▸ **DATASET RECORDS**:
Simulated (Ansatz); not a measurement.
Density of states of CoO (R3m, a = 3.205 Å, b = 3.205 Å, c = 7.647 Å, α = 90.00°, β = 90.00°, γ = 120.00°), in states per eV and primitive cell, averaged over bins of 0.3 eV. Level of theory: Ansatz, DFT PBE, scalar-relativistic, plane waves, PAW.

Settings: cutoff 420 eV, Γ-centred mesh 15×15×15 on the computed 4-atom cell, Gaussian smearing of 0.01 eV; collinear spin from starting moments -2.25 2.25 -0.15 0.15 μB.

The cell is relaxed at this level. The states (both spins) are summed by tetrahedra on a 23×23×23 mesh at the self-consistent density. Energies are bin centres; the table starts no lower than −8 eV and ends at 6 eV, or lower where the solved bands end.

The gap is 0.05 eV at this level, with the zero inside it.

▸ **BRIEF**:
Could you repeat every record word for word?

▸ **YOUR SOLUTION**:
Simulated (Ansatz); not a measurement.
Density of states of CoO (R3m, a = 3.205 Å, b = 3.205 Å, c = 7.647 Å, α = 90.00°, β = 90.00°, γ = 120.00°), in states per eV and primitive cell, averaged over bins of 0.3 eV. Level of theory: Ansatz, DFT PBE, scalar-relativistic, plane waves, PAW.

Settings: cutoff 420 eV, Γ-centred mesh 15×15×15 on the computed 4-atom cell, Gaussian smearing of 0.01 eV; collinear spin from starting moments -2.25 2.25 -0.15 0.15 μB.

The cell is relaxed at this level. The states (both spins) are summed by tetrahedra on a 23×23×23 mesh at the self-consistent density. Energies are bin centres; the table starts no lower than −8 eV and ends at 6 eV, or lower where the solved bands end.

The gap is 0.05 eV at this level, with the zero inside it.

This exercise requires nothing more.